Produce the same data once more, line for line.

---------- Given entries ----------

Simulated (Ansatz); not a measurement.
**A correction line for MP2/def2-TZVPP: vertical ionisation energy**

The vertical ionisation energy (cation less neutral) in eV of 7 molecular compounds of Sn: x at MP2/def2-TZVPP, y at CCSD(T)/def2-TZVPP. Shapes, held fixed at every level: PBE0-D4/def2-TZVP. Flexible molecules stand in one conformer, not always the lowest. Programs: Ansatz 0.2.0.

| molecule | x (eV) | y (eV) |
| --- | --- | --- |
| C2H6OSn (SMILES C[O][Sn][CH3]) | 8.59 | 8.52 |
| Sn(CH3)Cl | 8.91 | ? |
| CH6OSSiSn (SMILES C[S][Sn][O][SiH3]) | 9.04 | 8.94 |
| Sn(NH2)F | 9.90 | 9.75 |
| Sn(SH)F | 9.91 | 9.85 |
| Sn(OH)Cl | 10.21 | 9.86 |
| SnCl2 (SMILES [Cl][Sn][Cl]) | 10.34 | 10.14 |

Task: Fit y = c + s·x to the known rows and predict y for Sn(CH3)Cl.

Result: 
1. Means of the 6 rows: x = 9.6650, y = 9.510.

----------

#### Response area:
Simulated (Ansatz); not a measurement.
**A correction line for MP2/def2-TZVPP: vertical ionisation energy**

The vertical ionisation energy (cation less neutral) in eV of 7 molecular compounds of Sn: x at MP2/def2-TZVPP, y at CCSD(T)/def2-TZVPP. Shapes, held fixed at every level: PBE0-D4/def2-TZVP. Flexible molecules stand in one conformer, not always the lowest. Programs: Ansatz 0.2.0.

| molecule | x (eV) | y (eV) |
| --- | --- | --- |
| C2H6OSn (SMILES C[O][Sn][CH3]) | 8.59 | 8.52 |
| Sn(CH3)Cl | 8.91 | ? |
| CH6OSSiSn (SMILES C[S][Sn][O][SiH3]) | 9.04 | 8.94 |
| Sn(NH2)F | 9.90 | 9.75 |
| Sn(SH)F | 9.91 | 9.85 |
| Sn(OH)Cl | 10.21 | 9.86 |
| SnCl2 (SMILES [Cl][Sn][Cl]) | 10.34 | 10.14 |

Task: Fit y = c + s·x to the known rows and predict y for Sn(CH3)Cl.

Result: 
1. Means of the 6 rows: x = 9.6650, y = 9.510.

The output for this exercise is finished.